_ _ _

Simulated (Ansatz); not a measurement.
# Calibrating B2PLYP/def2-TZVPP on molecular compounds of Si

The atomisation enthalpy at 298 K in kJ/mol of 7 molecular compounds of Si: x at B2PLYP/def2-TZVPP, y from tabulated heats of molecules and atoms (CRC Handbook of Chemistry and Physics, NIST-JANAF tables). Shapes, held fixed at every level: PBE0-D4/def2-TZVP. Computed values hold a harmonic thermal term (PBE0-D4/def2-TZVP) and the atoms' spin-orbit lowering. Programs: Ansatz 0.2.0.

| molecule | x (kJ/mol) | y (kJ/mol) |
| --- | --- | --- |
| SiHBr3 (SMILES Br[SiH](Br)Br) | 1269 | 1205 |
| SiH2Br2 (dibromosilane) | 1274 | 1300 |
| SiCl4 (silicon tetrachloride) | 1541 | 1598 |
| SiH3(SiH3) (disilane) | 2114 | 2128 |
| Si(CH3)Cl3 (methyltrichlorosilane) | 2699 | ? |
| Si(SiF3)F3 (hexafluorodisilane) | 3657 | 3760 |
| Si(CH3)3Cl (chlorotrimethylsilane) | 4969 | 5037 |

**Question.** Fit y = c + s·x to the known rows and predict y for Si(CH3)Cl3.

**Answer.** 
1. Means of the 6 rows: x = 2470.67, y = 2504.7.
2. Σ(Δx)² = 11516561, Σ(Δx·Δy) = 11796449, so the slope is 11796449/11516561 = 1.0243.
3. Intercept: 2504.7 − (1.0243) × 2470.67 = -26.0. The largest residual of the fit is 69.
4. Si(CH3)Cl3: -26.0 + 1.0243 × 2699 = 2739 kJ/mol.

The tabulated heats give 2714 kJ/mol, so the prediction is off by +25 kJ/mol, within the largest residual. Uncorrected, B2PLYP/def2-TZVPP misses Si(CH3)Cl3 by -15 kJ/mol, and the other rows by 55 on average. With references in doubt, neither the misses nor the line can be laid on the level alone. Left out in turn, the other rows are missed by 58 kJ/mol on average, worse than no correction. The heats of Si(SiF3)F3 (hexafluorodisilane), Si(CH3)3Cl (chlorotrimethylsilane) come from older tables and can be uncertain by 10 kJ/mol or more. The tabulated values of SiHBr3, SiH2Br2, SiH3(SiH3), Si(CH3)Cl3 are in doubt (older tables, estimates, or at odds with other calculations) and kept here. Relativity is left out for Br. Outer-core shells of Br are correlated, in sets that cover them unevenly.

_ _ _

Lines from the start of the entries through the one containing "2114 | 2128 |" are to be set down again exactly, both ends included.

● **Response**
Simulated (Ansatz); not a measurement.
# Calibrating B2PLYP/def2-TZVPP on molecular compounds of Si

The atomisation enthalpy at 298 K in kJ/mol of 7 molecular compounds of Si: x at B2PLYP/def2-TZVPP, y from tabulated heats of molecules and atoms (CRC Handbook of Chemistry and Physics, NIST-JANAF tables). Shapes, held fixed at every level: PBE0-D4/def2-TZVP. Computed values hold a harmonic thermal term (PBE0-D4/def2-TZVP) and the atoms' spin-orbit lowering. Programs: Ansatz 0.2.0.

| molecule | x (kJ/mol) | y (kJ/mol) |
| --- | --- | --- |
| SiHBr3 (SMILES Br[SiH](Br)Br) | 1269 | 1205 |
| SiH2Br2 (dibromosilane) | 1274 | 1300 |
| SiCl4 (silicon tetrachloride) | 1541 | 1598 |
| SiH3(SiH3) (disilane) | 2114 | 2128 |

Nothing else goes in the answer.